- Task item
From the records below, output exactly the lines running from the line containing "At the start: pressure" through the line containing "Solution. Over 3", and no others.

- Record extracts
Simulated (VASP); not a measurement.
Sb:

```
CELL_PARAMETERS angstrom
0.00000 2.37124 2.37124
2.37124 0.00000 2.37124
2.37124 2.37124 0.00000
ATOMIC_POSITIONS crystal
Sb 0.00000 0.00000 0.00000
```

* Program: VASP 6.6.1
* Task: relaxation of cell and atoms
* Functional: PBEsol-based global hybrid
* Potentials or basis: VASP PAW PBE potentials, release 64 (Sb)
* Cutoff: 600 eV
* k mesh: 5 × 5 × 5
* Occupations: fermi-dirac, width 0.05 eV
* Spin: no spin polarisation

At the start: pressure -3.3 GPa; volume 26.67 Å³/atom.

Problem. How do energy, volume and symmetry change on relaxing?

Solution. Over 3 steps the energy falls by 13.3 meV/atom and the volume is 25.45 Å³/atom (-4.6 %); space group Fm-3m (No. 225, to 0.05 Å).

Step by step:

- Exercise result
At the start: pressure -3.3 GPa; volume 26.67 Å³/atom.

Problem. How do energy, volume and symmetry change on relaxing?

Solution. Over 3 steps the energy falls by 13.3 meV/atom and the volume is 25.45 Å³/atom (-4.6 %); space group Fm-3m (No. 225, to 0.05 Å).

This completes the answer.